________

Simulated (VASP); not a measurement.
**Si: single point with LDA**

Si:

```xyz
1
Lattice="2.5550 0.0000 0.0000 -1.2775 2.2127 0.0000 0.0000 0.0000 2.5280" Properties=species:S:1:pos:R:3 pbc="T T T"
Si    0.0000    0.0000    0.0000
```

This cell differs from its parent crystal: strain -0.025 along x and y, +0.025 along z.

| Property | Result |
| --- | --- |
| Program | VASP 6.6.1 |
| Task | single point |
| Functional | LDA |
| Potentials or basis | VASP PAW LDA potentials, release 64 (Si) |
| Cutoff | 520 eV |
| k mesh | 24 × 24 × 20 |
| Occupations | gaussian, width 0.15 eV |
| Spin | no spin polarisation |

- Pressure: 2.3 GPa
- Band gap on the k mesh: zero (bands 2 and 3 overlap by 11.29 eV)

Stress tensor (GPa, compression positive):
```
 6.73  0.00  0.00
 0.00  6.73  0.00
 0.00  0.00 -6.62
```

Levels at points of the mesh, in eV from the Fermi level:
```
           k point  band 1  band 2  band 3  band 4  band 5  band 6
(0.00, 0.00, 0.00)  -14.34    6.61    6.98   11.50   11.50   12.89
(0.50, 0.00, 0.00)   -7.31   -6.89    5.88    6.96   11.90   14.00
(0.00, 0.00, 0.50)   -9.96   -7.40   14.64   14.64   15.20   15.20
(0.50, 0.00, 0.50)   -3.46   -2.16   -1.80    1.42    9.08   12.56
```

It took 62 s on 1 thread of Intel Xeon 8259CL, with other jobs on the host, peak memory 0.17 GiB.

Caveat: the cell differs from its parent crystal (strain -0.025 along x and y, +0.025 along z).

________

* WORK ORDER:
Give back exactly the lines from the first line of the records through the line holding "VASP 6.6.1 |", including both of those lines and leaving out all others.

* WRITTEN RESPONSE:
Simulated (VASP); not a measurement.
**Si: single point with LDA**

Si:

```xyz
1
Lattice="2.5550 0.0000 0.0000 -1.2775 2.2127 0.0000 0.0000 0.0000 2.5280" Properties=species:S:1:pos:R:3 pbc="T T T"
Si    0.0000    0.0000    0.0000
```

This cell differs from its parent crystal: strain -0.025 along x and y, +0.025 along z.

| Property | Result |
| --- | --- |
| Program | VASP 6.6.1 |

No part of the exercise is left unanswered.